Line by line, retype the material below exactly, from its first line up to and including the one holding "Measurements of this".

====
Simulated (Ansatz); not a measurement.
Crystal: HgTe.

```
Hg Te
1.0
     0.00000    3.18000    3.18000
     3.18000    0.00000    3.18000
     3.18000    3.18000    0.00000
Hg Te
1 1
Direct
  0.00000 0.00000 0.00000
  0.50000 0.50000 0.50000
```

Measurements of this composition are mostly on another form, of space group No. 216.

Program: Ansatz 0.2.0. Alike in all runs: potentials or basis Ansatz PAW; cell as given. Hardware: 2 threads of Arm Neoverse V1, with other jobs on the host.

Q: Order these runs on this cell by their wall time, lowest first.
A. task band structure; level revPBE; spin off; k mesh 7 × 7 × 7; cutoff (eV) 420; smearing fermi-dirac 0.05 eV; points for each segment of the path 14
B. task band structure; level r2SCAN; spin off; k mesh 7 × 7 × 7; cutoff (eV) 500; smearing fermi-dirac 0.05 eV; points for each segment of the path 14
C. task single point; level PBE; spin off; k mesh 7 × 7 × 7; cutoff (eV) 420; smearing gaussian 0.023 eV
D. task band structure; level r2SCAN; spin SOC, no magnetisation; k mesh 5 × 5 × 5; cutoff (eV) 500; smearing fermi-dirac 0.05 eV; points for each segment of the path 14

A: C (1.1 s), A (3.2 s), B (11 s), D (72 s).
====

● **WRITTEN REPLY**
Simulated (Ansatz); not a measurement.
Crystal: HgTe.

```
Hg Te
1.0
     0.00000    3.18000    3.18000
     3.18000    0.00000    3.18000
     3.18000    3.18000    0.00000
Hg Te
1 1
Direct
  0.00000 0.00000 0.00000
  0.50000 0.50000 0.50000
```

Measurements of this composition are mostly on another form, of space group No. 216.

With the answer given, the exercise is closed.